Brief: In full and without deviation, write out the entries that follow.

Recorded data:
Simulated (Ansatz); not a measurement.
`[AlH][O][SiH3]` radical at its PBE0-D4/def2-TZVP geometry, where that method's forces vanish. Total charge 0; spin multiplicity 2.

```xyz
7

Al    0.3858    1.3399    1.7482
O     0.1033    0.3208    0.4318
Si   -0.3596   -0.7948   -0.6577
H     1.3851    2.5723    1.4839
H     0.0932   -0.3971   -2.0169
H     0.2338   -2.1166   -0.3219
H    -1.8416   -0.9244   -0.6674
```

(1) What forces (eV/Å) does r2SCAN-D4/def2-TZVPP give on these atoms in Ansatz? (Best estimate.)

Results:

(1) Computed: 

Reply:
Simulated (Ansatz); not a measurement.
`[AlH][O][SiH3]` radical at its PBE0-D4/def2-TZVP geometry, where that method's forces vanish. Total charge 0; spin multiplicity 2.

```xyz
7

Al    0.3858    1.3399    1.7482
O     0.1033    0.3208    0.4318
Si   -0.3596   -0.7948   -0.6577
H     1.3851    2.5723    1.4839
H     0.0932   -0.3971   -2.0169
H     0.2338   -2.1166   -0.3219
H    -1.8416   -0.9244   -0.6674
```

(1) What forces (eV/Å) does r2SCAN-D4/def2-TZVPP give on these atoms in Ansatz? (Best estimate.)

Results:

(1) Computed: 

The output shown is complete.